==== SOURCE INFORMATION ====

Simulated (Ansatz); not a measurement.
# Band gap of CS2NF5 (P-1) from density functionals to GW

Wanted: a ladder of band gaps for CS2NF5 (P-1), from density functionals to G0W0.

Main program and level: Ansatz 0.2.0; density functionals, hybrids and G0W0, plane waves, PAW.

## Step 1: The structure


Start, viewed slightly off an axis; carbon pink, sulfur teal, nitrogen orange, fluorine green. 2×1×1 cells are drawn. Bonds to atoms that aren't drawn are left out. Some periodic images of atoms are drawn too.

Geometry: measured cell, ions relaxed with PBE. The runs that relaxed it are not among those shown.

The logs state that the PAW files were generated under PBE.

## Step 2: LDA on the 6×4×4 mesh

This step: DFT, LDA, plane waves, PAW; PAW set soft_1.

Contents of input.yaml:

====

Beginning with the very first line of the material above, give each line again exactly, ending with the line that contains "This step: DFT, LDA, plane".

RESPONSE AREA:
Simulated (Ansatz); not a measurement.
# Band gap of CS2NF5 (P-1) from density functionals to GW

Wanted: a ladder of band gaps for CS2NF5 (P-1), from density functionals to G0W0.

Main program and level: Ansatz 0.2.0; density functionals, hybrids and G0W0, plane waves, PAW.

## Step 1: The structure


Start, viewed slightly off an axis; carbon pink, sulfur teal, nitrogen orange, fluorine green. 2×1×1 cells are drawn. Bonds to atoms that aren't drawn are left out. Some periodic images of atoms are drawn too.

Geometry: measured cell, ions relaxed with PBE. The runs that relaxed it are not among those shown.

The logs state that the PAW files were generated under PBE.

## Step 2: LDA on the 6×4×4 mesh

This step: DFT, LDA, plane waves, PAW; PAW set soft_1.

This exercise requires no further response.